Task item:
What you write should be an exact copy of the material, from its first line through the line containing "Caveat: the PAW".

Information supplied:
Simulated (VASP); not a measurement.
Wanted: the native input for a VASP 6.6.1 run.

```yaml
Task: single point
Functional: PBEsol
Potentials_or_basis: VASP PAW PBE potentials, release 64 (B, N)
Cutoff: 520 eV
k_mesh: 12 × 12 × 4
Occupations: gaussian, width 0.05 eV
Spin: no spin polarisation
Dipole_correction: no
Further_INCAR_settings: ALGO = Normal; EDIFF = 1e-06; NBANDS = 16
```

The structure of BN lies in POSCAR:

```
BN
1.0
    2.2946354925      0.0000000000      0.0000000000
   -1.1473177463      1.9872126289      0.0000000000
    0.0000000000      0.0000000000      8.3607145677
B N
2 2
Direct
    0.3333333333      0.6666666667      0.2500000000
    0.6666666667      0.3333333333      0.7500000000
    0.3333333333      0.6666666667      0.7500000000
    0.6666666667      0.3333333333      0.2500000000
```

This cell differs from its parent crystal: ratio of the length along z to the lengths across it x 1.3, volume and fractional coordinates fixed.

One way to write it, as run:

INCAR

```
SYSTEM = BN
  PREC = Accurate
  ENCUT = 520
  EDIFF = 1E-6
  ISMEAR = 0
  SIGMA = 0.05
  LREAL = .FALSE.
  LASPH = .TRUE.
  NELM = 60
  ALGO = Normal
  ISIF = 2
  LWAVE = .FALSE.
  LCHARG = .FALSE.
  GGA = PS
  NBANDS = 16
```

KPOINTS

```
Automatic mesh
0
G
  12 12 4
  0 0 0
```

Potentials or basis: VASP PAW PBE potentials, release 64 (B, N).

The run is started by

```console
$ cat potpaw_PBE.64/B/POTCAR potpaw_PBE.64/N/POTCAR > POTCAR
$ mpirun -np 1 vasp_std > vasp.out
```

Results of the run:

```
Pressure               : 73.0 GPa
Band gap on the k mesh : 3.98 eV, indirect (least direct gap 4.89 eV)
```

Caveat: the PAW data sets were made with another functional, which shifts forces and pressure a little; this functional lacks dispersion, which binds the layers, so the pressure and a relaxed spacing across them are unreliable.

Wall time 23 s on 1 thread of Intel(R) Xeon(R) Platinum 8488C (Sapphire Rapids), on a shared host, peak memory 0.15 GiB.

Exercise answer:
Simulated (VASP); not a measurement.
Wanted: the native input for a VASP 6.6.1 run.

```yaml
Task: single point
Functional: PBEsol
Potentials_or_basis: VASP PAW PBE potentials, release 64 (B, N)
Cutoff: 520 eV
k_mesh: 12 × 12 × 4
Occupations: gaussian, width 0.05 eV
Spin: no spin polarisation
Dipole_correction: no
Further_INCAR_settings: ALGO = Normal; EDIFF = 1e-06; NBANDS = 16
```

The structure of BN lies in POSCAR:

```
BN
1.0
    2.2946354925      0.0000000000      0.0000000000
   -1.1473177463      1.9872126289      0.0000000000
    0.0000000000      0.0000000000      8.3607145677
B N
2 2
Direct
    0.3333333333      0.6666666667      0.2500000000
    0.6666666667      0.3333333333      0.7500000000
    0.3333333333      0.6666666667      0.7500000000
    0.6666666667      0.3333333333      0.2500000000
```

This cell differs from its parent crystal: ratio of the length along z to the lengths across it x 1.3, volume and fractional coordinates fixed.

One way to write it, as run:

INCAR

```
SYSTEM = BN
  PREC = Accurate
  ENCUT = 520
  EDIFF = 1E-6
  ISMEAR = 0
  SIGMA = 0.05
  LREAL = .FALSE.
  LASPH = .TRUE.
  NELM = 60
  ALGO = Normal
  ISIF = 2
  LWAVE = .FALSE.
  LCHARG = .FALSE.
  GGA = PS
  NBANDS = 16
```

KPOINTS

```
Automatic mesh
0
G
  12 12 4
  0 0 0
```

Potentials or basis: VASP PAW PBE potentials, release 64 (B, N).

The run is started by

```console
$ cat potpaw_PBE.64/B/POTCAR potpaw_PBE.64/N/POTCAR > POTCAR
$ mpirun -np 1 vasp_std > vasp.out
```

Results of the run:

```
Pressure               : 73.0 GPa
Band gap on the k mesh : 3.98 eV, indirect (least direct gap 4.89 eV)
```

Caveat: the PAW data sets were made with another functional, which shifts forces and pressure a little; this functional lacks dispersion, which binds the layers, so the pressure and a relaxed spacing across them are unreliable.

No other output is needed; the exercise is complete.